### Brief
Copy every record exactly, with nothing left out.

### Given information
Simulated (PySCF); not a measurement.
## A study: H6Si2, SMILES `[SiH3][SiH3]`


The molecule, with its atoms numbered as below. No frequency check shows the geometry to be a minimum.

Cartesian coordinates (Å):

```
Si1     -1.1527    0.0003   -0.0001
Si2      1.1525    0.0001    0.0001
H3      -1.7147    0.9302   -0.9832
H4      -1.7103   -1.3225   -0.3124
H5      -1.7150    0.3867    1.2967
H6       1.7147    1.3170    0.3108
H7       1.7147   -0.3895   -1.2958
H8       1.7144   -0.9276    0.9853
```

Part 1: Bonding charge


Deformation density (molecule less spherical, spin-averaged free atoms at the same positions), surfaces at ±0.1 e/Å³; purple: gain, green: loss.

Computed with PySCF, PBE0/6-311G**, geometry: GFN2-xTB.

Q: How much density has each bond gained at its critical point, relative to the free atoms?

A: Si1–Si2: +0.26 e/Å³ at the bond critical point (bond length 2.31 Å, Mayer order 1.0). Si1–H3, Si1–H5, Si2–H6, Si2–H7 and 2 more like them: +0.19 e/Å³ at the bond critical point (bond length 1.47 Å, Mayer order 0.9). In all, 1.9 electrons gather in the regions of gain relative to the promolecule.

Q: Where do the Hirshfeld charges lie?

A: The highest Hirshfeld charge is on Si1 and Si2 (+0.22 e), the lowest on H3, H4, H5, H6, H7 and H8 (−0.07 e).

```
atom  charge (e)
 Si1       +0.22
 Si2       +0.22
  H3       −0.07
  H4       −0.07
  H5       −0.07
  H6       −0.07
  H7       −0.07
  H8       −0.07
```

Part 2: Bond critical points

### Expected answer
Simulated (PySCF); not a measurement.
## A study: H6Si2, SMILES `[SiH3][SiH3]`


The molecule, with its atoms numbered as below. No frequency check shows the geometry to be a minimum.

Cartesian coordinates (Å):

```
Si1     -1.1527    0.0003   -0.0001
Si2      1.1525    0.0001    0.0001
H3      -1.7147    0.9302   -0.9832
H4      -1.7103   -1.3225   -0.3124
H5      -1.7150    0.3867    1.2967
H6       1.7147    1.3170    0.3108
H7       1.7147   -0.3895   -1.2958
H8       1.7144   -0.9276    0.9853
```

Part 1: Bonding charge


Deformation density (molecule less spherical, spin-averaged free atoms at the same positions), surfaces at ±0.1 e/Å³; purple: gain, green: loss.

Computed with PySCF, PBE0/6-311G**, geometry: GFN2-xTB.

Q: How much density has each bond gained at its critical point, relative to the free atoms?

A: Si1–Si2: +0.26 e/Å³ at the bond critical point (bond length 2.31 Å, Mayer order 1.0). Si1–H3, Si1–H5, Si2–H6, Si2–H7 and 2 more like them: +0.19 e/Å³ at the bond critical point (bond length 1.47 Å, Mayer order 0.9). In all, 1.9 electrons gather in the regions of gain relative to the promolecule.

Q: Where do the Hirshfeld charges lie?

A: The highest Hirshfeld charge is on Si1 and Si2 (+0.22 e), the lowest on H3, H4, H5, H6, H7 and H8 (−0.07 e).

```
atom  charge (e)
 Si1       +0.22
 Si2       +0.22
  H3       −0.07
  H4       −0.07
  H5       −0.07
  H6       −0.07
  H7       −0.07
  H8       −0.07
```

Part 2: Bond critical points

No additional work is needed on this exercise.